== DATA SECTION ==
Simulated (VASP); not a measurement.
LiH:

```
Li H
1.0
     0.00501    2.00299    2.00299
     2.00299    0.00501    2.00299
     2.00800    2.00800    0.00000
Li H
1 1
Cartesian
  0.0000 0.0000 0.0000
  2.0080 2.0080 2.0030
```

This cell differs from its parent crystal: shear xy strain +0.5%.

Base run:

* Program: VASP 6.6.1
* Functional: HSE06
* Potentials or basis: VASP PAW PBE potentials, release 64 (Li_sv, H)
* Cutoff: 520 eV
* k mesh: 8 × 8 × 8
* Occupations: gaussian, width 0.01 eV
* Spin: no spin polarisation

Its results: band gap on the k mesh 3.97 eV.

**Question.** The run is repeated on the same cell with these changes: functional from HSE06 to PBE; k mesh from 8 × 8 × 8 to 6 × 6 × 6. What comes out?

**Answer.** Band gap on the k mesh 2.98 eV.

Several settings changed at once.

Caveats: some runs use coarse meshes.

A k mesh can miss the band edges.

== ASSIGNMENT ==
Retype exactly the lines of the data above, starting at its first line and finishing with the line that has "Caveats: some runs use coarse meshes." in it.

== RESPONSE BOX ==
Simulated (VASP); not a measurement.
LiH:

```
Li H
1.0
     0.00501    2.00299    2.00299
     2.00299    0.00501    2.00299
     2.00800    2.00800    0.00000
Li H
1 1
Cartesian
  0.0000 0.0000 0.0000
  2.0080 2.0080 2.0030
```

This cell differs from its parent crystal: shear xy strain +0.5%.

Base run:

* Program: VASP 6.6.1
* Functional: HSE06
* Potentials or basis: VASP PAW PBE potentials, release 64 (Li_sv, H)
* Cutoff: 520 eV
* k mesh: 8 × 8 × 8
* Occupations: gaussian, width 0.01 eV
* Spin: no spin polarisation

Its results: band gap on the k mesh 3.97 eV.

**Question.** The run is repeated on the same cell with these changes: functional from HSE06 to PBE; k mesh from 8 × 8 × 8 to 6 × 6 × 6. What comes out?

**Answer.** Band gap on the k mesh 2.98 eV.

Several settings changed at once.

Caveats: some runs use coarse meshes.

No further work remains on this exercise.